§ Work task: Please write out exactly, and only, the lines from the first in the material below to the line containing "CH₈Cl₂Si₃, SMILES [SiH3]C[Si](Cl)(Cl)[SiH3].", both included.

§ Material shown:
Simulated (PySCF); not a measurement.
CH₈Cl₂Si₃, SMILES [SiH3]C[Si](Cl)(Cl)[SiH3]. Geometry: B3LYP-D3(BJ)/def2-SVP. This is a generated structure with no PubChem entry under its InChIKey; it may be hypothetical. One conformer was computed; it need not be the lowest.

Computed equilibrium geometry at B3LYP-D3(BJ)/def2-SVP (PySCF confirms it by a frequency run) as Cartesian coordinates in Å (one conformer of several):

§ Answer space:
Simulated (PySCF); not a measurement.
CH₈Cl₂Si₃, SMILES [SiH3]C[Si](Cl)(Cl)[SiH3]. Geometry: B3LYP-D3(BJ)/def2-SVP. This is a generated structure with no PubChem entry under its InChIKey; it may be hypothetical. One conformer was computed; it need not be the lowest.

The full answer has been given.